* * * * *

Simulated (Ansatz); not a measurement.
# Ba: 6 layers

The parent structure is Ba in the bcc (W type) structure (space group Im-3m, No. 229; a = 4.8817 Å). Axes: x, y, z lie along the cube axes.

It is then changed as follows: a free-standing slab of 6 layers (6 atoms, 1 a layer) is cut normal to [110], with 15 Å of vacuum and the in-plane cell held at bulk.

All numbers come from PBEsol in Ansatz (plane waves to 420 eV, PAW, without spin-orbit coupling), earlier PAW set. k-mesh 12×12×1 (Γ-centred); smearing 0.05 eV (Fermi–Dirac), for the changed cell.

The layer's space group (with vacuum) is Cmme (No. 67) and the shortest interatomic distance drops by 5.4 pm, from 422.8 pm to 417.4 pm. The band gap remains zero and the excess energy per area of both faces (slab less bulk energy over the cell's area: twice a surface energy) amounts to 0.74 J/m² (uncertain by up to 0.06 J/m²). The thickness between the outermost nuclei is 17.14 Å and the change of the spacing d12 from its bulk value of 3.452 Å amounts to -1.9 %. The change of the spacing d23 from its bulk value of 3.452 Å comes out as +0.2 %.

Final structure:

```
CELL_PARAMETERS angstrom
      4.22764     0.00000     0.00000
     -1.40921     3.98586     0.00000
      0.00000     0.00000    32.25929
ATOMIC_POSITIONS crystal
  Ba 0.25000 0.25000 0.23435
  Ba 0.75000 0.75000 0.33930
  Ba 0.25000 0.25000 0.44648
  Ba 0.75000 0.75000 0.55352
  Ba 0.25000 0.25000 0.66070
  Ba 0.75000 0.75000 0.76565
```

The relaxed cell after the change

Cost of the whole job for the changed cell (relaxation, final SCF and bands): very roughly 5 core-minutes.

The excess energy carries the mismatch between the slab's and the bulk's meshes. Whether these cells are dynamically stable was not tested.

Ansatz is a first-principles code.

* * * * *

◆ Brief
Although the records may continue, retype only the lines from the first one through the one containing "The parent structure", exactly as they appear.

◆ Answer space
Simulated (Ansatz); not a measurement.
# Ba: 6 layers

The parent structure is Ba in the bcc (W type) structure (space group Im-3m, No. 229; a = 4.8817 Å). Axes: x, y, z lie along the cube axes.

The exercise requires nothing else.